* * * * * * *

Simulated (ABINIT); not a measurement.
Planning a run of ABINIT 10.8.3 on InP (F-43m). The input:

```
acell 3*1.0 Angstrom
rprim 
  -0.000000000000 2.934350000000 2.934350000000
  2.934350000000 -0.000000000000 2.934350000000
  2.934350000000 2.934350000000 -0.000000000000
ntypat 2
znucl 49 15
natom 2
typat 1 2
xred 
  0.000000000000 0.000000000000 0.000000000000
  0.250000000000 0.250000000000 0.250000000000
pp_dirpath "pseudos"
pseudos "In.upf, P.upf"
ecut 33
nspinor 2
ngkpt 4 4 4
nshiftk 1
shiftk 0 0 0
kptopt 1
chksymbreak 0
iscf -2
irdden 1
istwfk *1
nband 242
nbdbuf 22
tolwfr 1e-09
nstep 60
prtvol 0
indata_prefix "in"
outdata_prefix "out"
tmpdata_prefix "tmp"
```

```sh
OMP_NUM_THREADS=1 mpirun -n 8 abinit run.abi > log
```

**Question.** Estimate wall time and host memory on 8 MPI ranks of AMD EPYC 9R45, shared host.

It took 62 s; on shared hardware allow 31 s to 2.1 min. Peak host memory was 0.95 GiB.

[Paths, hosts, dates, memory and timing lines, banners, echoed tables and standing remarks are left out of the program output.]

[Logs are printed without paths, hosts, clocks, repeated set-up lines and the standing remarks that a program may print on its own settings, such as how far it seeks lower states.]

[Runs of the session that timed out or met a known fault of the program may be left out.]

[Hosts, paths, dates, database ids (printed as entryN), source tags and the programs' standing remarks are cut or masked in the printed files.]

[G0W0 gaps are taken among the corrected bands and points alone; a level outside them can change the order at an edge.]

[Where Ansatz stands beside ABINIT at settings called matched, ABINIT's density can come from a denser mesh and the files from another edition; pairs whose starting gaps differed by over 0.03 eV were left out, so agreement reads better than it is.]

* * * * * * *

● **WORK TASK**: Your answer should be the lines of the listing above between the line holding "9R45, shared host." and the line holding "It took 62 s;", inclusive, restated word for word and alone.

● **RESULT**:
**Question.** Estimate wall time and host memory on 8 MPI ranks of AMD EPYC 9R45, shared host.

It took 62 s; on shared hardware allow 31 s to 2.1 min. Peak host memory was 0.95 GiB.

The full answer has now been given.